■ Records shown:
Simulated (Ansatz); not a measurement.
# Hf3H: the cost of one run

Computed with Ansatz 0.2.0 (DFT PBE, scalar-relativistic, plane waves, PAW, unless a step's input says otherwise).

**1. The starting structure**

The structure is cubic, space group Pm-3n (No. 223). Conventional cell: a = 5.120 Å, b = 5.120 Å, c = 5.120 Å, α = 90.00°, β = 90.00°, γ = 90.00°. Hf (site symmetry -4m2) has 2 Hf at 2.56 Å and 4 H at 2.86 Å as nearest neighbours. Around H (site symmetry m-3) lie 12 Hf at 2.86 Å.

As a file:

■ Work request: From the first line above through the line that contains "The starting structure**", quote each line exactly. Output nothing more.

■ Reply:
Simulated (Ansatz); not a measurement.
# Hf3H: the cost of one run

Computed with Ansatz 0.2.0 (DFT PBE, scalar-relativistic, plane waves, PAW, unless a step's input says otherwise).

**1. The starting structure**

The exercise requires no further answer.